Work order |
The lines from the first line of the entries through the line containing "Task: How do" are to be repeated exactly, with both of those lines included.

Data to examine Block Start
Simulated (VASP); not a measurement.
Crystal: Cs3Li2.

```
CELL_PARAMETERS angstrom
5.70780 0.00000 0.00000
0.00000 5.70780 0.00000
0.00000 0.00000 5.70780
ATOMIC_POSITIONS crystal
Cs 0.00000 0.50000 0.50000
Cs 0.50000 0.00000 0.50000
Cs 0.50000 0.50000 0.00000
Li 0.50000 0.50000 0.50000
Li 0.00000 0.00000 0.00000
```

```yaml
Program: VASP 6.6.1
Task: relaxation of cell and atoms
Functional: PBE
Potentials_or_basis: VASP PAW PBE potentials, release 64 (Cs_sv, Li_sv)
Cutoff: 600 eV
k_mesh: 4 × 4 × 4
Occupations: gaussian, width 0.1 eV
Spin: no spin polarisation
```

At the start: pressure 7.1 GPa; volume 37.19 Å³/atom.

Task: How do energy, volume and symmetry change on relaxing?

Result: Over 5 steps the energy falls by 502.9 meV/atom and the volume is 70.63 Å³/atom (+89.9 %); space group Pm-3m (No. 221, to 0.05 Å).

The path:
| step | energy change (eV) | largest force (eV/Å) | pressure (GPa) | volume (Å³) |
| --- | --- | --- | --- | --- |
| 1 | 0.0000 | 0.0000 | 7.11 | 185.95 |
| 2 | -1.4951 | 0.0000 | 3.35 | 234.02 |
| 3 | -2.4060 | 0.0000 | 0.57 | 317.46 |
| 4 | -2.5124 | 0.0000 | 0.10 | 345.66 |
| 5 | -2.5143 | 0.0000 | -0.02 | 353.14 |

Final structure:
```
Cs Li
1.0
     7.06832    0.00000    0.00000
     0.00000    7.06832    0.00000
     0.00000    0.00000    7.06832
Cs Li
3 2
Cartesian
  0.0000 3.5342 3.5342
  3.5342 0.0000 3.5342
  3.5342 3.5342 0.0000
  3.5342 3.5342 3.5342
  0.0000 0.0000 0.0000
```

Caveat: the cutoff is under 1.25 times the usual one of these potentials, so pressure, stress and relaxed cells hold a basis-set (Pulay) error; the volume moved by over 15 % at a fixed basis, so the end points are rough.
Data to examine Block End

Answer box |
Simulated (VASP); not a measurement.
Crystal: Cs3Li2.

```
CELL_PARAMETERS angstrom
5.70780 0.00000 0.00000
0.00000 5.70780 0.00000
0.00000 0.00000 5.70780
ATOMIC_POSITIONS crystal
Cs 0.00000 0.50000 0.50000
Cs 0.50000 0.00000 0.50000
Cs 0.50000 0.50000 0.00000
Li 0.50000 0.50000 0.50000
Li 0.00000 0.00000 0.00000
```

```yaml
Program: VASP 6.6.1
Task: relaxation of cell and atoms
Functional: PBE
Potentials_or_basis: VASP PAW PBE potentials, release 64 (Cs_sv, Li_sv)
Cutoff: 600 eV
k_mesh: 4 × 4 × 4
Occupations: gaussian, width 0.1 eV
Spin: no spin polarisation
```

At the start: pressure 7.1 GPa; volume 37.19 Å³/atom.

Task: How do energy, volume and symmetry change on relaxing?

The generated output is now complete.